● WORK INSTRUCTION: What do the lines say from the start of the entries through the one containing "Its results: band"? Repeat them exactly.

● EXTRACTED INFORMATION:
- - -
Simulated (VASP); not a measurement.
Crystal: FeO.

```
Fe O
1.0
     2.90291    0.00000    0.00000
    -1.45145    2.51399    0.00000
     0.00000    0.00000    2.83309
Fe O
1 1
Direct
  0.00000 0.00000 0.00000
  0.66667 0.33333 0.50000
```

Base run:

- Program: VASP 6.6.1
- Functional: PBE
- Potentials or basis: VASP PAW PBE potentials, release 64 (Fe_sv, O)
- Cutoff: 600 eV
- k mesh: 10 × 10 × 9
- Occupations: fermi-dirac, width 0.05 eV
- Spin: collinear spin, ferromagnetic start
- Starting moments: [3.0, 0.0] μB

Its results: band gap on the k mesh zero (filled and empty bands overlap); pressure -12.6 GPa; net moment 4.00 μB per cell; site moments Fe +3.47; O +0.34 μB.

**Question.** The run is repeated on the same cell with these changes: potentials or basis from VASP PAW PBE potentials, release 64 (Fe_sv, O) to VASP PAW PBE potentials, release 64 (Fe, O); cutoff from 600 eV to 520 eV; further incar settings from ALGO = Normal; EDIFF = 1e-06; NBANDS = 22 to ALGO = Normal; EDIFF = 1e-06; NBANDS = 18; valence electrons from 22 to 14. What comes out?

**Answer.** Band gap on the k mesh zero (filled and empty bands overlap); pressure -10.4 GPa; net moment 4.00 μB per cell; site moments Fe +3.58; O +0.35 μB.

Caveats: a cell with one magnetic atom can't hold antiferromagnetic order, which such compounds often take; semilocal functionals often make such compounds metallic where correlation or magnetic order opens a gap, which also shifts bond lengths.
- - -

● WRITTEN ANSWER:
Simulated (VASP); not a measurement.
Crystal: FeO.

```
Fe O
1.0
     2.90291    0.00000    0.00000
    -1.45145    2.51399    0.00000
     0.00000    0.00000    2.83309
Fe O
1 1
Direct
  0.00000 0.00000 0.00000
  0.66667 0.33333 0.50000
```

Base run:

- Program: VASP 6.6.1
- Functional: PBE
- Potentials or basis: VASP PAW PBE potentials, release 64 (Fe_sv, O)
- Cutoff: 600 eV
- k mesh: 10 × 10 × 9
- Occupations: fermi-dirac, width 0.05 eV
- Spin: collinear spin, ferromagnetic start
- Starting moments: [3.0, 0.0] μB

Its results: band gap on the k mesh zero (filled and empty bands overlap); pressure -12.6 GPa; net moment 4.00 μB per cell; site moments Fe +3.47; O +0.34 μB.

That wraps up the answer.